## Information given
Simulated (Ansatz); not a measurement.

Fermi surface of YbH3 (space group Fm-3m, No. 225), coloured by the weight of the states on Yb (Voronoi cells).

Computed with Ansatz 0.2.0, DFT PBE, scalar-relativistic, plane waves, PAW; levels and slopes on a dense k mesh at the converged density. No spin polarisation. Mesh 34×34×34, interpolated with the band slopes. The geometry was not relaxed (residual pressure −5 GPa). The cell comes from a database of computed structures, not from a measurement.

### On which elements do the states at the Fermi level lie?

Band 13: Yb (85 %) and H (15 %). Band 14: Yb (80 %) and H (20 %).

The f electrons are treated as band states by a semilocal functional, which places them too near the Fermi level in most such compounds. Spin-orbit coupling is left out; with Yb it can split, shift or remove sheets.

## Exercise
Only one part of the material above is to be transcribed, namely the lines starting with the line that has "### On which" and going on through the line that has "Band 13: Yb", exactly as they stand.

## Expected answer
### On which elements do the states at the Fermi level lie?

Band 13: Yb (85 %) and H (15 %). Band 14: Yb (80 %) and H (20 %).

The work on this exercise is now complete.